◆ **Brief**:
Among the entries below, extract exactly the lines that run from the one with "B2 | -24.52 |" through the one with "A1 | -2.85 |", both ends included.

****************

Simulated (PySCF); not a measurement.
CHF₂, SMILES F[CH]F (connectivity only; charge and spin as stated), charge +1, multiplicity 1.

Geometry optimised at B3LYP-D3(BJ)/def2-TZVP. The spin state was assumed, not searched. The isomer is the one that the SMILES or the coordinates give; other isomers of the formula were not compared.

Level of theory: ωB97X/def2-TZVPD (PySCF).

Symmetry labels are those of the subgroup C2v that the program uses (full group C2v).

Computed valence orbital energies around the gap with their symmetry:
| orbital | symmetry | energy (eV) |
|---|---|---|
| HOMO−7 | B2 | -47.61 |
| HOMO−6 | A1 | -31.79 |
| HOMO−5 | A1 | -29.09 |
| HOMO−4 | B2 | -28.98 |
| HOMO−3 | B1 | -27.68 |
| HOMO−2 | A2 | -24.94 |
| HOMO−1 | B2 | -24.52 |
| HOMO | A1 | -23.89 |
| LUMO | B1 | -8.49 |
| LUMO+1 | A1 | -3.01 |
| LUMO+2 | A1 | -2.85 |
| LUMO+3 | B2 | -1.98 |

****************

◆ **Task output**:
| HOMO−1 | B2 | -24.52 |
| HOMO | A1 | -23.89 |
| LUMO | B1 | -8.49 |
| LUMO+1 | A1 | -3.01 |
| LUMO+2 | A1 | -2.85 |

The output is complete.